(Record set)
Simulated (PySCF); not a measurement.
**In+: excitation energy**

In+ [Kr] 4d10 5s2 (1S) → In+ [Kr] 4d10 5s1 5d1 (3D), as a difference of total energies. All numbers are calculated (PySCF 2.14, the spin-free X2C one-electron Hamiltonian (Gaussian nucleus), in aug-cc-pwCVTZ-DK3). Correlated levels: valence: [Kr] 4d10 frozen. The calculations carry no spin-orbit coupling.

(Assigned task) Your task is to reproduce the entire listing exactly as it appears.

(Written reply)
Simulated (PySCF); not a measurement.
**In+: excitation energy**

In+ [Kr] 4d10 5s2 (1S) → In+ [Kr] 4d10 5s1 5d1 (3D), as a difference of total energies. All numbers are calculated (PySCF 2.14, the spin-free X2C one-electron Hamiltonian (Gaussian nucleus), in aug-cc-pwCVTZ-DK3). Correlated levels: valence: [Kr] 4d10 frozen. The calculations carry no spin-orbit coupling.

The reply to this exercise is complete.